* _BRIEF_:
Each line below is to be set down again exactly.

- - - - -

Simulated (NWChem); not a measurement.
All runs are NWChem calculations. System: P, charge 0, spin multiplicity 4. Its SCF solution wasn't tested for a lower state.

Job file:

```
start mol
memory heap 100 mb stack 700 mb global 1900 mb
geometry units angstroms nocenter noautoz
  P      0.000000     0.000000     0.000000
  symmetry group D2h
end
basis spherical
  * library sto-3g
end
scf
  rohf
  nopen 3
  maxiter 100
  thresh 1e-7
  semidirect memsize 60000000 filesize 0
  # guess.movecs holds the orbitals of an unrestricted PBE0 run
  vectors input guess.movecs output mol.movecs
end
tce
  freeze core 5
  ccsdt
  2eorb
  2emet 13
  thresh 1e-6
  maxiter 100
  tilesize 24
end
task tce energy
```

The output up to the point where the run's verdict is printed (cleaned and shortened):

- - - - -

* _RESPONSE_:
Simulated (NWChem); not a measurement.
All runs are NWChem calculations. System: P, charge 0, spin multiplicity 4. Its SCF solution wasn't tested for a lower state.

Job file:

```
start mol
memory heap 100 mb stack 700 mb global 1900 mb
geometry units angstroms nocenter noautoz
  P      0.000000     0.000000     0.000000
  symmetry group D2h
end
basis spherical
  * library sto-3g
end
scf
  rohf
  nopen 3
  maxiter 100
  thresh 1e-7
  semidirect memsize 60000000 filesize 0
  # guess.movecs holds the orbitals of an unrestricted PBE0 run
  vectors input guess.movecs output mol.movecs
end
tce
  freeze core 5
  ccsdt
  2eorb
  2emet 13
  thresh 1e-6
  maxiter 100
  tilesize 24
end
task tce energy
```

The output up to the point where the run's verdict is printed (cleaned and shortened):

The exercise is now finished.